**Required action:**
Without omitting anything, copy every entry word for word.

*** Provided records ***

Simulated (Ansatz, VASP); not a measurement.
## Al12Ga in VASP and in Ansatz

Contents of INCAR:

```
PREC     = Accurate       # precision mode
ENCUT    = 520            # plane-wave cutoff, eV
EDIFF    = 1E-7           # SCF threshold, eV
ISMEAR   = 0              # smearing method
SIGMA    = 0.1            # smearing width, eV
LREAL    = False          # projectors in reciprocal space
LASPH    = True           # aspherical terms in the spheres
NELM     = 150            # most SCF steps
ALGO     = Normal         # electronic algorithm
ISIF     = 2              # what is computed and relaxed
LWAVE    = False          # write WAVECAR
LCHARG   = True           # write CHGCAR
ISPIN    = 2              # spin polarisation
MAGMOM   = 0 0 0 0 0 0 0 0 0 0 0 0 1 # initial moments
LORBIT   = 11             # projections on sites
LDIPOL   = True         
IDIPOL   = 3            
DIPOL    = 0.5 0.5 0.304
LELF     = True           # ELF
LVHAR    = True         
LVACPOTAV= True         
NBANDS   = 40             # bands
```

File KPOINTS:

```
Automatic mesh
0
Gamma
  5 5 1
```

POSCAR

*** End of Provided records ***

**Answer space:**
Simulated (Ansatz, VASP); not a measurement.
## Al12Ga in VASP and in Ansatz

Contents of INCAR:

```
PREC     = Accurate       # precision mode
ENCUT    = 520            # plane-wave cutoff, eV
EDIFF    = 1E-7           # SCF threshold, eV
ISMEAR   = 0              # smearing method
SIGMA    = 0.1            # smearing width, eV
LREAL    = False          # projectors in reciprocal space
LASPH    = True           # aspherical terms in the spheres
NELM     = 150            # most SCF steps
ALGO     = Normal         # electronic algorithm
ISIF     = 2              # what is computed and relaxed
LWAVE    = False          # write WAVECAR
LCHARG   = True           # write CHGCAR
ISPIN    = 2              # spin polarisation
MAGMOM   = 0 0 0 0 0 0 0 0 0 0 0 0 1 # initial moments
LORBIT   = 11             # projections on sites
LDIPOL   = True         
IDIPOL   = 3            
DIPOL    = 0.5 0.5 0.304
LELF     = True           # ELF
LVHAR    = True         
LVACPOTAV= True         
NBANDS   = 40             # bands
```

File KPOINTS:

```
Automatic mesh
0
Gamma
  5 5 1
```

POSCAR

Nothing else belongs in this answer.